### Action item
A complete and exact copy of the data below is required.

________

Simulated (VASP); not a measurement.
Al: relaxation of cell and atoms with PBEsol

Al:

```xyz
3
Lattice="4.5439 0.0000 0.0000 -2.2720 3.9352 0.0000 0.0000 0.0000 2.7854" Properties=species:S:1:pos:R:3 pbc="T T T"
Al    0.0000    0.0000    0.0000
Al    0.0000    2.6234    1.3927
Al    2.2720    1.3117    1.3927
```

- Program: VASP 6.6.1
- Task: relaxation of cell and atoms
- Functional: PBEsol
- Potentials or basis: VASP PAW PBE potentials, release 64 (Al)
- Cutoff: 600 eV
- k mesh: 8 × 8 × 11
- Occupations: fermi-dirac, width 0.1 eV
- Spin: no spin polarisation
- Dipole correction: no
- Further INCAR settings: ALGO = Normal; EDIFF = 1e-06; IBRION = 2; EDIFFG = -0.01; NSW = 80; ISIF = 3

________

### Written solution
Simulated (VASP); not a measurement.
Al: relaxation of cell and atoms with PBEsol

Al:

```xyz
3
Lattice="4.5439 0.0000 0.0000 -2.2720 3.9352 0.0000 0.0000 0.0000 2.7854" Properties=species:S:1:pos:R:3 pbc="T T T"
Al    0.0000    0.0000    0.0000
Al    0.0000    2.6234    1.3927
Al    2.2720    1.3117    1.3927
```

- Program: VASP 6.6.1
- Task: relaxation of cell and atoms
- Functional: PBEsol
- Potentials or basis: VASP PAW PBE potentials, release 64 (Al)
- Cutoff: 600 eV
- k mesh: 8 × 8 × 11
- Occupations: fermi-dirac, width 0.1 eV
- Spin: no spin polarisation
- Dipole correction: no
- Further INCAR settings: ALGO = Normal; EDIFF = 1e-06; IBRION = 2; EDIFFG = -0.01; NSW = 80; ISIF = 3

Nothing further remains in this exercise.